> _SUPPLIED INFORMATION_:
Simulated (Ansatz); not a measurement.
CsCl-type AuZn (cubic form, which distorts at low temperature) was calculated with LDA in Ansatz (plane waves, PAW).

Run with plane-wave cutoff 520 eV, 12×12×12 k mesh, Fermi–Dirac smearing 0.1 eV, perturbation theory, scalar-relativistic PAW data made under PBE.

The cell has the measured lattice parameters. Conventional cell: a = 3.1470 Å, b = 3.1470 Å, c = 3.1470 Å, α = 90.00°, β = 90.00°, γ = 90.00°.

> _WORK INSTRUCTION_: Please return the data above exactly as given.

> _PROBLEM SOLUTION_:
Simulated (Ansatz); not a measurement.
CsCl-type AuZn (cubic form, which distorts at low temperature) was calculated with LDA in Ansatz (plane waves, PAW).

Run with plane-wave cutoff 520 eV, 12×12×12 k mesh, Fermi–Dirac smearing 0.1 eV, perturbation theory, scalar-relativistic PAW data made under PBE.

The cell has the measured lattice parameters. Conventional cell: a = 3.1470 Å, b = 3.1470 Å, c = 3.1470 Å, α = 90.00°, β = 90.00°, γ = 90.00°.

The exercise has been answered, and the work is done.